* _SUPPLIED DATA_:
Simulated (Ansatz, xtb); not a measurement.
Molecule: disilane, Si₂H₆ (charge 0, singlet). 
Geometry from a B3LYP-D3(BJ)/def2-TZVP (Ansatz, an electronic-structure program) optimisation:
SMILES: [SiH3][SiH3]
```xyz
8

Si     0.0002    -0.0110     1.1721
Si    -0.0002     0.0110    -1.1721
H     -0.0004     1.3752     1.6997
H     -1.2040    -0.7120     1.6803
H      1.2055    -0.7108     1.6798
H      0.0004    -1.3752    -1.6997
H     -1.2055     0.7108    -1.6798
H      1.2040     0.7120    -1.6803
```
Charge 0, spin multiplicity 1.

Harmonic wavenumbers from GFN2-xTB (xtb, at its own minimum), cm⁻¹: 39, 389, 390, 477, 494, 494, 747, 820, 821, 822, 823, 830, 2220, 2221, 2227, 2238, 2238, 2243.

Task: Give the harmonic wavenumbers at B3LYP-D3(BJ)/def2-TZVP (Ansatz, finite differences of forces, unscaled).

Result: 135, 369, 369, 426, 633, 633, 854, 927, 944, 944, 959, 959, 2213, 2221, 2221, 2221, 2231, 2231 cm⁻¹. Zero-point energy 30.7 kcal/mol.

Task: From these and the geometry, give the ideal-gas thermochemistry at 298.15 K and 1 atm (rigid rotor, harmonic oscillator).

* _WORK TASK_: Each line of the data is to be transcribed exactly.

* _RESULT_:
Simulated (Ansatz, xtb); not a measurement.
Molecule: disilane, Si₂H₆ (charge 0, singlet). 
Geometry from a B3LYP-D3(BJ)/def2-TZVP (Ansatz, an electronic-structure program) optimisation:
SMILES: [SiH3][SiH3]
```xyz
8

Si     0.0002    -0.0110     1.1721
Si    -0.0002     0.0110    -1.1721
H     -0.0004     1.3752     1.6997
H     -1.2040    -0.7120     1.6803
H      1.2055    -0.7108     1.6798
H      0.0004    -1.3752    -1.6997
H     -1.2055     0.7108    -1.6798
H      1.2040     0.7120    -1.6803
```
Charge 0, spin multiplicity 1.

Harmonic wavenumbers from GFN2-xTB (xtb, at its own minimum), cm⁻¹: 39, 389, 390, 477, 494, 494, 747, 820, 821, 822, 823, 830, 2220, 2221, 2227, 2238, 2238, 2243.

Task: Give the harmonic wavenumbers at B3LYP-D3(BJ)/def2-TZVP (Ansatz, finite differences of forces, unscaled).

Result: 135, 369, 369, 426, 633, 633, 854, 927, 944, 944, 959, 959, 2213, 2221, 2221, 2221, 2231, 2231 cm⁻¹. Zero-point energy 30.7 kcal/mol.

Task: From these and the geometry, give the ideal-gas thermochemistry at 298.15 K and 1 atm (rigid rotor, harmonic oscillator).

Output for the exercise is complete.